- _Study material_:
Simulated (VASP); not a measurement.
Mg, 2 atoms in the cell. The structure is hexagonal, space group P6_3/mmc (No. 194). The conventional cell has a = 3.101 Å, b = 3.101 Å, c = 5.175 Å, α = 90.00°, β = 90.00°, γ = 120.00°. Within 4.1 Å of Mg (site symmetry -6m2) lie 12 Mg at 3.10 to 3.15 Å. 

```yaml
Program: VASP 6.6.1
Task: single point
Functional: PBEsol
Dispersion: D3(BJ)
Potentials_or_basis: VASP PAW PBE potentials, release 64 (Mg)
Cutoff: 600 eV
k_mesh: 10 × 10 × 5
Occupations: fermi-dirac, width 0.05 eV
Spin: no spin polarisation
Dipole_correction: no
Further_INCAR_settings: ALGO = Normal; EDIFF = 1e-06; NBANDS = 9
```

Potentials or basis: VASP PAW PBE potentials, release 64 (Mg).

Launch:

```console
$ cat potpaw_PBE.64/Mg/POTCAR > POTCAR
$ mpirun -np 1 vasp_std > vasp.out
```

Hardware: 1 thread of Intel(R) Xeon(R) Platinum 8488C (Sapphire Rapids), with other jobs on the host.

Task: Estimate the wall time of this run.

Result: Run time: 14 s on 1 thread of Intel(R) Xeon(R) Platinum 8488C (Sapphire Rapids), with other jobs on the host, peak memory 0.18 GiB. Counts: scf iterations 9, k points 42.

- _Task item_:
Set down, unchanged, only those lines above that fall between the line with "Potentials or basis: VASP" and the line with "Task: Estimate the wall time of this run.", the two end lines included.

- _Task answer_:
Potentials or basis: VASP PAW PBE potentials, release 64 (Mg).

Launch:

```console
$ cat potpaw_PBE.64/Mg/POTCAR > POTCAR
$ mpirun -np 1 vasp_std > vasp.out
```

Hardware: 1 thread of Intel(R) Xeon(R) Platinum 8488C (Sapphire Rapids), with other jobs on the host.

Task: Estimate the wall time of this run.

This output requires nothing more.